# Exercise data
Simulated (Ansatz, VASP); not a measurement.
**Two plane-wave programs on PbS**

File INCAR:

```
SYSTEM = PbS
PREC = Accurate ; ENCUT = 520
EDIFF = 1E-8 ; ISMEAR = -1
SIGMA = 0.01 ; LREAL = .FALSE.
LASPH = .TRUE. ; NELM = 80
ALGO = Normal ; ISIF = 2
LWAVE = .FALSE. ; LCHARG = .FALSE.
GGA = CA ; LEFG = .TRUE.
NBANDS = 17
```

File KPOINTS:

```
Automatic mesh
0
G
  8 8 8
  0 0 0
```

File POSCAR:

# Brief
The entries are to be transcribed exactly, each line in full.

# Response area
Simulated (Ansatz, VASP); not a measurement.
**Two plane-wave programs on PbS**

File INCAR:

```
SYSTEM = PbS
PREC = Accurate ; ENCUT = 520
EDIFF = 1E-8 ; ISMEAR = -1
SIGMA = 0.01 ; LREAL = .FALSE.
LASPH = .TRUE. ; NELM = 80
ALGO = Normal ; ISIF = 2
LWAVE = .FALSE. ; LCHARG = .FALSE.
GGA = CA ; LEFG = .TRUE.
NBANDS = 17
```

File KPOINTS:

```
Automatic mesh
0
G
  8 8 8
  0 0 0
```

File POSCAR:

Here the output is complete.